> ASSIGNMENT:
Look below for the line that contains "Runs on BaF2.", then copy it and each following line exactly, through and including the line that contains "### 1 The cell of the first run".

ENTRIES SUPPLIED Start Marker
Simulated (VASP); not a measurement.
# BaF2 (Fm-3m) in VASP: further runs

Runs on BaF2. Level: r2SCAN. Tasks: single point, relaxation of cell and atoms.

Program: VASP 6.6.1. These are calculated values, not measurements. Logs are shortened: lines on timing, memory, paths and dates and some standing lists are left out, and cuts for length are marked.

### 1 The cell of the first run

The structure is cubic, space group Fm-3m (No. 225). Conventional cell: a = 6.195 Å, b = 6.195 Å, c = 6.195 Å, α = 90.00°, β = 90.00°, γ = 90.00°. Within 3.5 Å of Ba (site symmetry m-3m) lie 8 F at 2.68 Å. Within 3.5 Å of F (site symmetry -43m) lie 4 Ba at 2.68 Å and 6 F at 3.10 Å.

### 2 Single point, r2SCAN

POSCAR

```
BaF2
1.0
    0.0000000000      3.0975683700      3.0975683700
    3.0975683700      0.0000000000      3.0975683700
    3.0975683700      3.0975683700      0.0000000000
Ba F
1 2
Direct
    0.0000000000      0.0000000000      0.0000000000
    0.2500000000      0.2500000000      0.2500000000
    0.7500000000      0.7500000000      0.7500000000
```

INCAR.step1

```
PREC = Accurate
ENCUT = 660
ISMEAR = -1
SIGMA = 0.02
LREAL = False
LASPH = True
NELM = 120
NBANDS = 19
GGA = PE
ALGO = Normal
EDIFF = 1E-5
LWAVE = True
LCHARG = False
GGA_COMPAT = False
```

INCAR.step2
ENTRIES SUPPLIED End Marker

> PROBLEM SOLUTION:
Runs on BaF2. Level: r2SCAN. Tasks: single point, relaxation of cell and atoms.

Program: VASP 6.6.1. These are calculated values, not measurements. Logs are shortened: lines on timing, memory, paths and dates and some standing lists are left out, and cuts for length are marked.

### 1 The cell of the first run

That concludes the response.